(Required action)
Return each line of the material verbatim.

(Material shown)
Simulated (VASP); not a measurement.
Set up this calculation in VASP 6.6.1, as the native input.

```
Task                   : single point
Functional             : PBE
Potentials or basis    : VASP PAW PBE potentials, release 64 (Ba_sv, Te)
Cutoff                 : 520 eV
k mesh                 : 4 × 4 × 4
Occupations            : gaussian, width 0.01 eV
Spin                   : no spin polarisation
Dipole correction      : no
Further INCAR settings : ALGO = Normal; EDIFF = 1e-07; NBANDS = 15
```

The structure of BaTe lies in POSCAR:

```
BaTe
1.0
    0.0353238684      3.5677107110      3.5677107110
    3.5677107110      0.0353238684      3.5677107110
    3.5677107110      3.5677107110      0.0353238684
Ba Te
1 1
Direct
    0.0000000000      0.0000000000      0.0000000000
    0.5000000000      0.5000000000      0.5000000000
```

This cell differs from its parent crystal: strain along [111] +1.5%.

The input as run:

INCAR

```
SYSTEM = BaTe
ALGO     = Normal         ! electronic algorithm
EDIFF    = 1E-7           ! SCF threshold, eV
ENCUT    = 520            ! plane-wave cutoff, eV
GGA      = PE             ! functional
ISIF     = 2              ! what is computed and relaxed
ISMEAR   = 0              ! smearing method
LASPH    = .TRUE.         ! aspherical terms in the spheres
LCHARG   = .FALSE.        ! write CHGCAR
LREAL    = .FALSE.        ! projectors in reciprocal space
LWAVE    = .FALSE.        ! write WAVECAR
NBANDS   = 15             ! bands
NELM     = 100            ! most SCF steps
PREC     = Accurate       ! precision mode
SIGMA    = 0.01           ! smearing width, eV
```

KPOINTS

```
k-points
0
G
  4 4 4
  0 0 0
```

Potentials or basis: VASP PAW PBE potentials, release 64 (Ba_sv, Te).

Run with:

(Answer section)
Simulated (VASP); not a measurement.
Set up this calculation in VASP 6.6.1, as the native input.

```
Task                   : single point
Functional             : PBE
Potentials or basis    : VASP PAW PBE potentials, release 64 (Ba_sv, Te)
Cutoff                 : 520 eV
k mesh                 : 4 × 4 × 4
Occupations            : gaussian, width 0.01 eV
Spin                   : no spin polarisation
Dipole correction      : no
Further INCAR settings : ALGO = Normal; EDIFF = 1e-07; NBANDS = 15
```

The structure of BaTe lies in POSCAR:

```
BaTe
1.0
    0.0353238684      3.5677107110      3.5677107110
    3.5677107110      0.0353238684      3.5677107110
    3.5677107110      3.5677107110      0.0353238684
Ba Te
1 1
Direct
    0.0000000000      0.0000000000      0.0000000000
    0.5000000000      0.5000000000      0.5000000000
```

This cell differs from its parent crystal: strain along [111] +1.5%.

The input as run:

INCAR

```
SYSTEM = BaTe
ALGO     = Normal         ! electronic algorithm
EDIFF    = 1E-7           ! SCF threshold, eV
ENCUT    = 520            ! plane-wave cutoff, eV
GGA      = PE             ! functional
ISIF     = 2              ! what is computed and relaxed
ISMEAR   = 0              ! smearing method
LASPH    = .TRUE.         ! aspherical terms in the spheres
LCHARG   = .FALSE.        ! write CHGCAR
LREAL    = .FALSE.        ! projectors in reciprocal space
LWAVE    = .FALSE.        ! write WAVECAR
NBANDS   = 15             ! bands
NELM     = 100            ! most SCF steps
PREC     = Accurate       ! precision mode
SIGMA    = 0.01           ! smearing width, eV
```

KPOINTS

```
k-points
0
G
  4 4 4
  0 0 0
```

Potentials or basis: VASP PAW PBE potentials, release 64 (Ba_sv, Te).

Run with:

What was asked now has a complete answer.